▶ _Entries shown_
###
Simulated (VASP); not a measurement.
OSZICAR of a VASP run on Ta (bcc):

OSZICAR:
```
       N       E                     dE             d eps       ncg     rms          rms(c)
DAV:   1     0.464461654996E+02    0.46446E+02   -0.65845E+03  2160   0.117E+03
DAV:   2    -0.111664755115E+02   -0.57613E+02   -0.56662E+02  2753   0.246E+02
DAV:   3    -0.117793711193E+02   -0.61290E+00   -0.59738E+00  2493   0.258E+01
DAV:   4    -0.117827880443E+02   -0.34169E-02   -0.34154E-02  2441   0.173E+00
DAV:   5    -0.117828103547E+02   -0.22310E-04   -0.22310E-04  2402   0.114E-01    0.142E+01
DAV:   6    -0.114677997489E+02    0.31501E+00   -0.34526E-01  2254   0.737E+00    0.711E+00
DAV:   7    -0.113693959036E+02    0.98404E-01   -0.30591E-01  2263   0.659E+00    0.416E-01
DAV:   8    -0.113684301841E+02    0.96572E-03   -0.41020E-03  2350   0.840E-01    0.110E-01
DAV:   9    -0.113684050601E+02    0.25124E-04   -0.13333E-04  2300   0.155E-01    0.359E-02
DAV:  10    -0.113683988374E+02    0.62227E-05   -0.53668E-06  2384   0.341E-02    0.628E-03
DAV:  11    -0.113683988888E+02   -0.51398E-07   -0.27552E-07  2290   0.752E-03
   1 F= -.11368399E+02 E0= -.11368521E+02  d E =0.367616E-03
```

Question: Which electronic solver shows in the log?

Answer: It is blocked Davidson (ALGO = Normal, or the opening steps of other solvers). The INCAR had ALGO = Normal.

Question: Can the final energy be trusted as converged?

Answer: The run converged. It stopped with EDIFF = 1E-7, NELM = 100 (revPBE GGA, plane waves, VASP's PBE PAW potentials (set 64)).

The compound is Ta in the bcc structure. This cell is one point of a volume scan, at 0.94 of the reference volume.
###

Return word for word the lines above from the line with "Answer: It is" to the line with "Answer: The run", including both and leaving out all others.

Answer: It is blocked Davidson (ALGO = Normal, or the opening steps of other solvers). The INCAR had ALGO = Normal.

Question: Can the final energy be trusted as converged?

Answer: The run converged. It stopped with EDIFF = 1E-7, NELM = 100 (revPBE GGA, plane waves, VASP's PBE PAW potentials (set 64)).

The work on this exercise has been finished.